···
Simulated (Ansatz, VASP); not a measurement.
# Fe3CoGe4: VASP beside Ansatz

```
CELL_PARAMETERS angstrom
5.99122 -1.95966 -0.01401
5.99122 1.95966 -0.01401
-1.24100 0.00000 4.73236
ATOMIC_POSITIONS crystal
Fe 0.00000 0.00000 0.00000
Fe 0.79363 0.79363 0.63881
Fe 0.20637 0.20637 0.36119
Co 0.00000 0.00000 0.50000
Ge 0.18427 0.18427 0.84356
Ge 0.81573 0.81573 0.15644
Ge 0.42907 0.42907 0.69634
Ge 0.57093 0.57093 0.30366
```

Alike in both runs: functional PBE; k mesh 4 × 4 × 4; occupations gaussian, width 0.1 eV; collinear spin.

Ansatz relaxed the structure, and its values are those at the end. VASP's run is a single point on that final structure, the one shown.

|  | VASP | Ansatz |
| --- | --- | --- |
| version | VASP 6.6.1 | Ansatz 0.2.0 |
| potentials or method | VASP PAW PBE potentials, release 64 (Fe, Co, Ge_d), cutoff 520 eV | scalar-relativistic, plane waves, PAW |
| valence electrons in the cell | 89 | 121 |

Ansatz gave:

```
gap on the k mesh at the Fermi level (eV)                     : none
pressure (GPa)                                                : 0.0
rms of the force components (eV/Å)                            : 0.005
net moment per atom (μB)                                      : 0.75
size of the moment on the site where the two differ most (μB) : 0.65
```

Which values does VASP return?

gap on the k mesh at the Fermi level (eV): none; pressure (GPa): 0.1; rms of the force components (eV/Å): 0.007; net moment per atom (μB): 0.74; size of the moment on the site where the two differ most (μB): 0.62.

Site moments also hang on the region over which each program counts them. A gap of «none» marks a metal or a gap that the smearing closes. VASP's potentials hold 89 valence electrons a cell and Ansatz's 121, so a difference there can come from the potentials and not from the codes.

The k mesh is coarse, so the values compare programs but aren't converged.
···

Reproduce, line for line, the material, starting at its first line, and end once the line holding "Site moments also" has been output.

YOUR RESPONSE:
Simulated (Ansatz, VASP); not a measurement.
# Fe3CoGe4: VASP beside Ansatz

```
CELL_PARAMETERS angstrom
5.99122 -1.95966 -0.01401
5.99122 1.95966 -0.01401
-1.24100 0.00000 4.73236
ATOMIC_POSITIONS crystal
Fe 0.00000 0.00000 0.00000
Fe 0.79363 0.79363 0.63881
Fe 0.20637 0.20637 0.36119
Co 0.00000 0.00000 0.50000
Ge 0.18427 0.18427 0.84356
Ge 0.81573 0.81573 0.15644
Ge 0.42907 0.42907 0.69634
Ge 0.57093 0.57093 0.30366
```

Alike in both runs: functional PBE; k mesh 4 × 4 × 4; occupations gaussian, width 0.1 eV; collinear spin.

Ansatz relaxed the structure, and its values are those at the end. VASP's run is a single point on that final structure, the one shown.

|  | VASP | Ansatz |
| --- | --- | --- |
| version | VASP 6.6.1 | Ansatz 0.2.0 |
| potentials or method | VASP PAW PBE potentials, release 64 (Fe, Co, Ge_d), cutoff 520 eV | scalar-relativistic, plane waves, PAW |
| valence electrons in the cell | 89 | 121 |

Ansatz gave:

```
gap on the k mesh at the Fermi level (eV)                     : none
pressure (GPa)                                                : 0.0
rms of the force components (eV/Å)                            : 0.005
net moment per atom (μB)                                      : 0.75
size of the moment on the site where the two differ most (μB) : 0.65
```

Which values does VASP return?

gap on the k mesh at the Fermi level (eV): none; pressure (GPa): 0.1; rms of the force components (eV/Å): 0.007; net moment per atom (μB): 0.74; size of the moment on the site where the two differ most (μB): 0.62.

Site moments also hang on the region over which each program counts them. A gap of «none» marks a metal or a gap that the smearing closes. VASP's potentials hold 89 valence electrons a cell and Ansatz's 121, so a difference there can come from the potentials and not from the codes.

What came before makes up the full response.